• [Data section]:
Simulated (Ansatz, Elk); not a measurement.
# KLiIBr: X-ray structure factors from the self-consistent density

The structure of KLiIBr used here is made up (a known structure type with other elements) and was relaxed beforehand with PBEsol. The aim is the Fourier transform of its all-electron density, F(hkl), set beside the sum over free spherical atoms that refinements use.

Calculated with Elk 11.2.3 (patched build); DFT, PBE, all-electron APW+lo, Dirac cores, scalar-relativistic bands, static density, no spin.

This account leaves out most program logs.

• [Work instruction]: Each line shown above must be repeated exactly.

• [Exercise solution]:
Simulated (Ansatz, Elk); not a measurement.
# KLiIBr: X-ray structure factors from the self-consistent density

The structure of KLiIBr used here is made up (a known structure type with other elements) and was relaxed beforehand with PBEsol. The aim is the Fourier transform of its all-electron density, F(hkl), set beside the sum over free spherical atoms that refinements use.

Calculated with Elk 11.2.3 (patched build); DFT, PBE, all-electron APW+lo, Dirac cores, scalar-relativistic bands, static density, no spin.

This account leaves out most program logs.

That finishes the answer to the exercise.